Data shown>
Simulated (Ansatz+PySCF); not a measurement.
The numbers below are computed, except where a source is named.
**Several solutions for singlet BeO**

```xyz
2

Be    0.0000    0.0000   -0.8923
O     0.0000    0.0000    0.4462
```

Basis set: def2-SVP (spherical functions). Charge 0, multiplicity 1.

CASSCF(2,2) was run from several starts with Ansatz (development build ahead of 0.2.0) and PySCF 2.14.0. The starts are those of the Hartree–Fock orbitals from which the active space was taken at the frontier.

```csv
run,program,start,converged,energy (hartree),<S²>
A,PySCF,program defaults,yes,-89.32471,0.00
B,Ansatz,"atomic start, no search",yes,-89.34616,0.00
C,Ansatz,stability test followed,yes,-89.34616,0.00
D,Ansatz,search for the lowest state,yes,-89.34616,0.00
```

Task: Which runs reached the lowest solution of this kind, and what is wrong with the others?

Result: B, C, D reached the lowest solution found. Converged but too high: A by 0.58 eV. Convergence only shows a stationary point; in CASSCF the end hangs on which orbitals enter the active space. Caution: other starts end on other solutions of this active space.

Requirement>
In the listing above, please print only the lines from the first one to the line where "Basis set: def2-SVP" appears, exactly as written, both of those lines included.

Response box>
Simulated (Ansatz+PySCF); not a measurement.
The numbers below are computed, except where a source is named.
**Several solutions for singlet BeO**

```xyz
2

Be    0.0000    0.0000   -0.8923
O     0.0000    0.0000    0.4462
```

Basis set: def2-SVP (spherical functions). Charge 0, multiplicity 1.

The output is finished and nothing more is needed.